> **Listed entries**:
···
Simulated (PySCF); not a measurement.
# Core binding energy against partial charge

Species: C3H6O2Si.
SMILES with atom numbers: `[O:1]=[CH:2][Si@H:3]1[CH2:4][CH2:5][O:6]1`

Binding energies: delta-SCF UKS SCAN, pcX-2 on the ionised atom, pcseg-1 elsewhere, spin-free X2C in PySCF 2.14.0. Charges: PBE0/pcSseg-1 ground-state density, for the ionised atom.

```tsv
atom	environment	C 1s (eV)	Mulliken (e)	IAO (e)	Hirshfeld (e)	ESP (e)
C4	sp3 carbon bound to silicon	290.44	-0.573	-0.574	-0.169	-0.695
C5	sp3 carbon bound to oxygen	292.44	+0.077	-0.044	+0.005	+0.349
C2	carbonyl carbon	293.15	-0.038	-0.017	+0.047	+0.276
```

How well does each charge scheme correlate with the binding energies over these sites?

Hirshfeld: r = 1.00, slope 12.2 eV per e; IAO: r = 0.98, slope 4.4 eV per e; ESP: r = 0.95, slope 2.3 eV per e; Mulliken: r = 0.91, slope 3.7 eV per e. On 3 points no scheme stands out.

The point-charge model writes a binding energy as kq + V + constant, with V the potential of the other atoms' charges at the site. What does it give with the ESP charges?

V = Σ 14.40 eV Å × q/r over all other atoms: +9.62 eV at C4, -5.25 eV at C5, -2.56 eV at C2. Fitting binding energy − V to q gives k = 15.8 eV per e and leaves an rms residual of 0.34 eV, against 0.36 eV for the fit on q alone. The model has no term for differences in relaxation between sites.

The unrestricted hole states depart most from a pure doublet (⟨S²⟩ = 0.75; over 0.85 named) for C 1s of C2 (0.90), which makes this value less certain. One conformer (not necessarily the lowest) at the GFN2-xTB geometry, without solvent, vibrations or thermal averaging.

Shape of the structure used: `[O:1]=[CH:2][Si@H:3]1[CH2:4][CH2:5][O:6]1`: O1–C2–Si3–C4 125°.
···

> **Assigned task**: Please print the lines from the start of the records up to and including the line with "SMILES with atom", copying each one exactly and leaving out the rest.

> **Written solution**:
Simulated (PySCF); not a measurement.
# Core binding energy against partial charge

Species: C3H6O2Si.
SMILES with atom numbers: `[O:1]=[CH:2][Si@H:3]1[CH2:4][CH2:5][O:6]1`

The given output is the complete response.